# [Work instruction]
Only some lines are wanted. Transcribe, exactly, the lines below from the line with "x(CH₂O) at τ = 32.0 ms: 3.79e-7" up to and including the line with "x(CH₂) at τ = 0.920 ms: 1.82e-6".

*** Opening Dataset content ***

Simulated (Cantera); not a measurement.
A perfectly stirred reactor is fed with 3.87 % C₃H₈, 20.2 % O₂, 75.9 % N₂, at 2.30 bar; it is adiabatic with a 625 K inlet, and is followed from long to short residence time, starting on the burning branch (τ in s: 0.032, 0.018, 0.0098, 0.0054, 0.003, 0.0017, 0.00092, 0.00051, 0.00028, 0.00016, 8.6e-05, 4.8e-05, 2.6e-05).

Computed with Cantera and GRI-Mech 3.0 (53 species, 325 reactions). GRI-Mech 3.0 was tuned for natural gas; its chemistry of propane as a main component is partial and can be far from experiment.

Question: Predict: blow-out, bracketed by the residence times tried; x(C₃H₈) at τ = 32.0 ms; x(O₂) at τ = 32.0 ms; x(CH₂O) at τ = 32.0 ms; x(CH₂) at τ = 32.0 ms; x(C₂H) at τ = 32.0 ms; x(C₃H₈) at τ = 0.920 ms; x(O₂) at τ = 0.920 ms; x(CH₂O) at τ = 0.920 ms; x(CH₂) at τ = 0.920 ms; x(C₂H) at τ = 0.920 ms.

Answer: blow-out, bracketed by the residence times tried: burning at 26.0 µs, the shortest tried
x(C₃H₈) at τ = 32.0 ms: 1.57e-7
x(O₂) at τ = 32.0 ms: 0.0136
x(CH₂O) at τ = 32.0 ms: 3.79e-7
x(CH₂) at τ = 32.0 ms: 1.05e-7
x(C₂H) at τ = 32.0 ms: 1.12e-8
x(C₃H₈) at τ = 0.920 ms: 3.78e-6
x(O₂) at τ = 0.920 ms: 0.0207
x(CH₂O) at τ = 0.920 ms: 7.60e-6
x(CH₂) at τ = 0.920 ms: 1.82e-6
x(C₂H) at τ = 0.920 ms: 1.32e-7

*** Closing Dataset content ***

# [Expected answer]
x(CH₂O) at τ = 32.0 ms: 3.79e-7
x(CH₂) at τ = 32.0 ms: 1.05e-7
x(C₂H) at τ = 32.0 ms: 1.12e-8
x(C₃H₈) at τ = 0.920 ms: 3.78e-6
x(O₂) at τ = 0.920 ms: 0.0207
x(CH₂O) at τ = 0.920 ms: 7.60e-6
x(CH₂) at τ = 0.920 ms: 1.82e-6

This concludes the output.